WORK ITEM: Return the lines exactly as they stand, from the first of the material through the line containing "with its input?".

DATA FOR ANALYSIS:
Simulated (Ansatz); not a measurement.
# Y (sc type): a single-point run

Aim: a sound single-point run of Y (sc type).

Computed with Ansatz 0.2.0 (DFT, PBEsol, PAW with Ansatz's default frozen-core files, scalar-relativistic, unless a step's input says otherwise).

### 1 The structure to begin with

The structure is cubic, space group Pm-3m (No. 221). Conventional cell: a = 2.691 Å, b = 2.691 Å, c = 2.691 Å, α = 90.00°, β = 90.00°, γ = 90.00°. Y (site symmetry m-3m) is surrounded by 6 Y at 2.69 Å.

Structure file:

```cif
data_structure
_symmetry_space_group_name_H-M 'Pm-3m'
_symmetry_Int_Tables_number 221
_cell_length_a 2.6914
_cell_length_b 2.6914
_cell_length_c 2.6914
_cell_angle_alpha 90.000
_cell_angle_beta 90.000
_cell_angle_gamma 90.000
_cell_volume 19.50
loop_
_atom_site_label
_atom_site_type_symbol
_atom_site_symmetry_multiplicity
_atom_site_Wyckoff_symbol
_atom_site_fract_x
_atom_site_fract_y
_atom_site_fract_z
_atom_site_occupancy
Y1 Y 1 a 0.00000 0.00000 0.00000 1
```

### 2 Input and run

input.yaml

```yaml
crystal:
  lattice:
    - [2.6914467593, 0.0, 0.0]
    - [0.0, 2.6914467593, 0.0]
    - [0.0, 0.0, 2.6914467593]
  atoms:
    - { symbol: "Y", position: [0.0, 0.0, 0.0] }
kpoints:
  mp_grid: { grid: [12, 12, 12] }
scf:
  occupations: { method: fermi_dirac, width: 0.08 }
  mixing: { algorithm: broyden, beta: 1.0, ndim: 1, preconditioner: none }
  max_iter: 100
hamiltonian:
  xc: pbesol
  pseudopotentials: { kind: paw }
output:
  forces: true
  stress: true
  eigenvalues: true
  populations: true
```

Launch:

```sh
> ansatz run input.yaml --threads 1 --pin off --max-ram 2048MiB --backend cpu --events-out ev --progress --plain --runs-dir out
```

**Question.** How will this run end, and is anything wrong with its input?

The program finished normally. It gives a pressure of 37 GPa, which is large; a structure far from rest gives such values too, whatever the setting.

RESULT:
Simulated (Ansatz); not a measurement.
# Y (sc type): a single-point run

Aim: a sound single-point run of Y (sc type).

Computed with Ansatz 0.2.0 (DFT, PBEsol, PAW with Ansatz's default frozen-core files, scalar-relativistic, unless a step's input says otherwise).

### 1 The structure to begin with

The structure is cubic, space group Pm-3m (No. 221). Conventional cell: a = 2.691 Å, b = 2.691 Å, c = 2.691 Å, α = 90.00°, β = 90.00°, γ = 90.00°. Y (site symmetry m-3m) is surrounded by 6 Y at 2.69 Å.

Structure file:

```cif
data_structure
_symmetry_space_group_name_H-M 'Pm-3m'
_symmetry_Int_Tables_number 221
_cell_length_a 2.6914
_cell_length_b 2.6914
_cell_length_c 2.6914
_cell_angle_alpha 90.000
_cell_angle_beta 90.000
_cell_angle_gamma 90.000
_cell_volume 19.50
loop_
_atom_site_label
_atom_site_type_symbol
_atom_site_symmetry_multiplicity
_atom_site_Wyckoff_symbol
_atom_site_fract_x
_atom_site_fract_y
_atom_site_fract_z
_atom_site_occupancy
Y1 Y 1 a 0.00000 0.00000 0.00000 1
```

### 2 Input and run

input.yaml

```yaml
crystal:
  lattice:
    - [2.6914467593, 0.0, 0.0]
    - [0.0, 2.6914467593, 0.0]
    - [0.0, 0.0, 2.6914467593]
  atoms:
    - { symbol: "Y", position: [0.0, 0.0, 0.0] }
kpoints:
  mp_grid: { grid: [12, 12, 12] }
scf:
  occupations: { method: fermi_dirac, width: 0.08 }
  mixing: { algorithm: broyden, beta: 1.0, ndim: 1, preconditioner: none }
  max_iter: 100
hamiltonian:
  xc: pbesol
  pseudopotentials: { kind: paw }
output:
  forces: true
  stress: true
  eigenvalues: true
  populations: true
```

Launch:

```sh
> ansatz run input.yaml --threads 1 --pin off --max-ram 2048MiB --backend cpu --events-out ev --progress --plain --runs-dir out
```

**Question.** How will this run end, and is anything wrong with its input?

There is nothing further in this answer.